# [DATA SUPPLIED]
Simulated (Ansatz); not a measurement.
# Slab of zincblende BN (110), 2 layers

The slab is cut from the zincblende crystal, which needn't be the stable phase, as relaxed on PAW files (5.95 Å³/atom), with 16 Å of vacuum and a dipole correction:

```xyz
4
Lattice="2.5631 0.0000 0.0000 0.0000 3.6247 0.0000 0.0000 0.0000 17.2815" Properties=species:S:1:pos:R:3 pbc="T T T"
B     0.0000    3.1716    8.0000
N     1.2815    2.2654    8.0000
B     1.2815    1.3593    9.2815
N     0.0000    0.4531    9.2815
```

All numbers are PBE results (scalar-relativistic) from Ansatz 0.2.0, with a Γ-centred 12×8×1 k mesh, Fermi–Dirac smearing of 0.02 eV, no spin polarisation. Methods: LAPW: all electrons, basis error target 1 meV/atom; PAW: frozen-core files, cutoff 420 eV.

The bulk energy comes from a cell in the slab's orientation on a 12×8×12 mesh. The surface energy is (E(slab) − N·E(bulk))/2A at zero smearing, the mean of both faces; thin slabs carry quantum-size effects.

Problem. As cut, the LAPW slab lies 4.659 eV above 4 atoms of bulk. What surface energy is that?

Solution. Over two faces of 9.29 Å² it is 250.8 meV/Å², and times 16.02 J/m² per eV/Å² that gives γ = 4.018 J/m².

# [WORK ITEM]
Everything in the data above must be restated verbatim.

# [RESPONSE BOX]
Simulated (Ansatz); not a measurement.
# Slab of zincblende BN (110), 2 layers

The slab is cut from the zincblende crystal, which needn't be the stable phase, as relaxed on PAW files (5.95 Å³/atom), with 16 Å of vacuum and a dipole correction:

```xyz
4
Lattice="2.5631 0.0000 0.0000 0.0000 3.6247 0.0000 0.0000 0.0000 17.2815" Properties=species:S:1:pos:R:3 pbc="T T T"
B     0.0000    3.1716    8.0000
N     1.2815    2.2654    8.0000
B     1.2815    1.3593    9.2815
N     0.0000    0.4531    9.2815
```

All numbers are PBE results (scalar-relativistic) from Ansatz 0.2.0, with a Γ-centred 12×8×1 k mesh, Fermi–Dirac smearing of 0.02 eV, no spin polarisation. Methods: LAPW: all electrons, basis error target 1 meV/atom; PAW: frozen-core files, cutoff 420 eV.

The bulk energy comes from a cell in the slab's orientation on a 12×8×12 mesh. The surface energy is (E(slab) − N·E(bulk))/2A at zero smearing, the mean of both faces; thin slabs carry quantum-size effects.

Problem. As cut, the LAPW slab lies 4.659 eV above 4 atoms of bulk. What surface energy is that?

Solution. Over two faces of 9.29 Å² it is 250.8 meV/Å², and times 16.02 J/m² per eV/Å² that gives γ = 4.018 J/m².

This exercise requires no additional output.